START Listed entries

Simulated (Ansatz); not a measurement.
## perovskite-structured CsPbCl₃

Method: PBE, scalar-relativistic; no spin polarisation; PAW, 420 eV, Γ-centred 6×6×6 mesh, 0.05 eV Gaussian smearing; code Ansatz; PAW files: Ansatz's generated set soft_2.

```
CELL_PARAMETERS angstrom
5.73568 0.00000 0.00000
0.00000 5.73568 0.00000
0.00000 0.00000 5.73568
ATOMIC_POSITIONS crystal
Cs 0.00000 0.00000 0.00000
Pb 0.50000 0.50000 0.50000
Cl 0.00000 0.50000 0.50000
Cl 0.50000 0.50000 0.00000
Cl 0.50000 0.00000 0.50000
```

END Listed entries

*Brief*
Give every line of the material again, exactly.

*Expected answer*
Simulated (Ansatz); not a measurement.
## perovskite-structured CsPbCl₃

Method: PBE, scalar-relativistic; no spin polarisation; PAW, 420 eV, Γ-centred 6×6×6 mesh, 0.05 eV Gaussian smearing; code Ansatz; PAW files: Ansatz's generated set soft_2.

```
CELL_PARAMETERS angstrom
5.73568 0.00000 0.00000
0.00000 5.73568 0.00000
0.00000 0.00000 5.73568
ATOMIC_POSITIONS crystal
Cs 0.00000 0.00000 0.00000
Pb 0.50000 0.50000 0.50000
Cl 0.00000 0.50000 0.50000
Cl 0.50000 0.50000 0.00000
Cl 0.50000 0.00000 0.50000
```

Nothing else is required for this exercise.